Assignment:
Would you set down the data below exactly as shown?

Provided data:
----------------------------------------
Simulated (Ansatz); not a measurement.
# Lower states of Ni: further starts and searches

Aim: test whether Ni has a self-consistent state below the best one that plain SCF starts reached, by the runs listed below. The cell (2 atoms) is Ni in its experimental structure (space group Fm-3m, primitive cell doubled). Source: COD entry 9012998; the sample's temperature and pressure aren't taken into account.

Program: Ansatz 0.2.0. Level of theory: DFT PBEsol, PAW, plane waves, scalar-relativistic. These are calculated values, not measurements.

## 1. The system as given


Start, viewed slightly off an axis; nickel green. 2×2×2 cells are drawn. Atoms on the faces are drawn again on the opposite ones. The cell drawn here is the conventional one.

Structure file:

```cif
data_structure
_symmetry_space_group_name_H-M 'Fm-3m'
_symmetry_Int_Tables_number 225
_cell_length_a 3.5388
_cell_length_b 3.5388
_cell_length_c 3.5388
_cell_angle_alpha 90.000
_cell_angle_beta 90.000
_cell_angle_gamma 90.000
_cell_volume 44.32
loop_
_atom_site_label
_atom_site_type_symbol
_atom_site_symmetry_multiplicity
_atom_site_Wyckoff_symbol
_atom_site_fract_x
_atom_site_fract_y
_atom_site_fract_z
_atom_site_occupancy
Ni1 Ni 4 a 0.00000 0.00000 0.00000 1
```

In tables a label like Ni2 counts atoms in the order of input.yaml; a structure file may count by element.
----------------------------------------

Result:
Simulated (Ansatz); not a measurement.
# Lower states of Ni: further starts and searches

Aim: test whether Ni has a self-consistent state below the best one that plain SCF starts reached, by the runs listed below. The cell (2 atoms) is Ni in its experimental structure (space group Fm-3m, primitive cell doubled). Source: COD entry 9012998; the sample's temperature and pressure aren't taken into account.

Program: Ansatz 0.2.0. Level of theory: DFT PBEsol, PAW, plane waves, scalar-relativistic. These are calculated values, not measurements.

## 1. The system as given


Start, viewed slightly off an axis; nickel green. 2×2×2 cells are drawn. Atoms on the faces are drawn again on the opposite ones. The cell drawn here is the conventional one.

Structure file:

```cif
data_structure
_symmetry_space_group_name_H-M 'Fm-3m'
_symmetry_Int_Tables_number 225
_cell_length_a 3.5388
_cell_length_b 3.5388
_cell_length_c 3.5388
_cell_angle_alpha 90.000
_cell_angle_beta 90.000
_cell_angle_gamma 90.000
_cell_volume 44.32
loop_
_atom_site_label
_atom_site_type_symbol
_atom_site_symmetry_multiplicity
_atom_site_Wyckoff_symbol
_atom_site_fract_x
_atom_site_fract_y
_atom_site_fract_z
_atom_site_occupancy
Ni1 Ni 4 a 0.00000 0.00000 0.00000 1
```

In tables a label like Ni2 counts atoms in the order of input.yaml; a structure file may count by element.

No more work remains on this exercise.